%%
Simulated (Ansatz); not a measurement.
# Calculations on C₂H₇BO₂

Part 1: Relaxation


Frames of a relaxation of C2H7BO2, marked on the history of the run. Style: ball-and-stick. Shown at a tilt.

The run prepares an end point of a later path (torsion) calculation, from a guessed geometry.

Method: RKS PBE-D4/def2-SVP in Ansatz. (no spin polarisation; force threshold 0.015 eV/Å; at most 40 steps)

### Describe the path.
%%

*Exercise*. Your task is to give the records above again, exactly.

*Your response*.
Simulated (Ansatz); not a measurement.
# Calculations on C₂H₇BO₂

Part 1: Relaxation


Frames of a relaxation of C2H7BO2, marked on the history of the run. Style: ball-and-stick. Shown at a tilt.

The run prepares an end point of a later path (torsion) calculation, from a guessed geometry.

Method: RKS PBE-D4/def2-SVP in Ansatz. (no spin polarisation; force threshold 0.015 eV/Å; at most 40 steps)

### Describe the path.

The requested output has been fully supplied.